* **Work request**
The lines wanted run from the first one below through the one with "Symmetry: F-43m, No.". Return them exactly.

═════ Data shown

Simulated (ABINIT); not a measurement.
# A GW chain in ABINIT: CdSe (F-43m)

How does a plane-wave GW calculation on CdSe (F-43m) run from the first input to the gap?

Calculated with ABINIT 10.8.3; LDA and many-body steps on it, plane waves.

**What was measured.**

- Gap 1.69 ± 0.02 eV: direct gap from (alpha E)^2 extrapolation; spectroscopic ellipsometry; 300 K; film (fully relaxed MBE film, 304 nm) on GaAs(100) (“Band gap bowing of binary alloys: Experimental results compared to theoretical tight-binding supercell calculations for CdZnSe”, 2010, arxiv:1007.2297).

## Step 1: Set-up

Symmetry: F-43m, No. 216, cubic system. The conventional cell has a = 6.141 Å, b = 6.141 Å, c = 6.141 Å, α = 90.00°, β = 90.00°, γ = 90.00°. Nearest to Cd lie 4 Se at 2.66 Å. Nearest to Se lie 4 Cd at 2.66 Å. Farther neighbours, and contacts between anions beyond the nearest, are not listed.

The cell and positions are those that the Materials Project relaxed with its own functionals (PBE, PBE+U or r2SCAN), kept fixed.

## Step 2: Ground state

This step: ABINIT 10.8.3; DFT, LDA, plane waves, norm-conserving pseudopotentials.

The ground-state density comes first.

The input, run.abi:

══════════

* **Task output**
Simulated (ABINIT); not a measurement.
# A GW chain in ABINIT: CdSe (F-43m)

How does a plane-wave GW calculation on CdSe (F-43m) run from the first input to the gap?

Calculated with ABINIT 10.8.3; LDA and many-body steps on it, plane waves.

**What was measured.**

- Gap 1.69 ± 0.02 eV: direct gap from (alpha E)^2 extrapolation; spectroscopic ellipsometry; 300 K; film (fully relaxed MBE film, 304 nm) on GaAs(100) (“Band gap bowing of binary alloys: Experimental results compared to theoretical tight-binding supercell calculations for CdZnSe”, 2010, arxiv:1007.2297).

## Step 1: Set-up

Symmetry: F-43m, No. 216, cubic system. The conventional cell has a = 6.141 Å, b = 6.141 Å, c = 6.141 Å, α = 90.00°, β = 90.00°, γ = 90.00°. Nearest to Cd lie 4 Se at 2.66 Å. Nearest to Se lie 4 Cd at 2.66 Å. Farther neighbours, and contacts between anions beyond the nearest, are not listed.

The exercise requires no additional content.